> _Work instruction_
Write out the data below exactly, from its first line to the line containing "GPa | 15.38 |", that line included.

> _Exercise data_
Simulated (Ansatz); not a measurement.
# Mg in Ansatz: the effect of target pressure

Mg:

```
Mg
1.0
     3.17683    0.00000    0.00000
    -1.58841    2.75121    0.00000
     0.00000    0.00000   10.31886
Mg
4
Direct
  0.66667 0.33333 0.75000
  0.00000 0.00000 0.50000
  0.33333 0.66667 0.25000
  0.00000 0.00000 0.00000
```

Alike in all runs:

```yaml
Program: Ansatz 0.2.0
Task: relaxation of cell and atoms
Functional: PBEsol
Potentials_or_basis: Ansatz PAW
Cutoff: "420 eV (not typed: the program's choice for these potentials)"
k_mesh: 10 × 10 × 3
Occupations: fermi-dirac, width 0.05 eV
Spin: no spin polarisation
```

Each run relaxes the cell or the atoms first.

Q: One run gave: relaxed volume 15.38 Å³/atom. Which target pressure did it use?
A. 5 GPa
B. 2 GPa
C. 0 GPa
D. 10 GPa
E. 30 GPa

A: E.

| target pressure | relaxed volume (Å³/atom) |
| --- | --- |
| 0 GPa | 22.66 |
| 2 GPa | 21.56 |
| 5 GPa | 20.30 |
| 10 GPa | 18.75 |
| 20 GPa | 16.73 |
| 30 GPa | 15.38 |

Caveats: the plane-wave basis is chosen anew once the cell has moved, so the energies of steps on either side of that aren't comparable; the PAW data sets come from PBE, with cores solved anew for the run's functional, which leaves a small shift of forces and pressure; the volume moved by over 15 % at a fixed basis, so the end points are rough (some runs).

> _Worked solution_
Simulated (Ansatz); not a measurement.
# Mg in Ansatz: the effect of target pressure

Mg:

```
Mg
1.0
     3.17683    0.00000    0.00000
    -1.58841    2.75121    0.00000
     0.00000    0.00000   10.31886
Mg
4
Direct
  0.66667 0.33333 0.75000
  0.00000 0.00000 0.50000
  0.33333 0.66667 0.25000
  0.00000 0.00000 0.00000
```

Alike in all runs:

```yaml
Program: Ansatz 0.2.0
Task: relaxation of cell and atoms
Functional: PBEsol
Potentials_or_basis: Ansatz PAW
Cutoff: "420 eV (not typed: the program's choice for these potentials)"
k_mesh: 10 × 10 × 3
Occupations: fermi-dirac, width 0.05 eV
Spin: no spin polarisation
```

Each run relaxes the cell or the atoms first.

Q: One run gave: relaxed volume 15.38 Å³/atom. Which target pressure did it use?
A. 5 GPa
B. 2 GPa
C. 0 GPa
D. 10 GPa
E. 30 GPa

A: E.

| target pressure | relaxed volume (Å³/atom) |
| --- | --- |
| 0 GPa | 22.66 |
| 2 GPa | 21.56 |
| 5 GPa | 20.30 |
| 10 GPa | 18.75 |
| 20 GPa | 16.73 |
| 30 GPa | 15.38 |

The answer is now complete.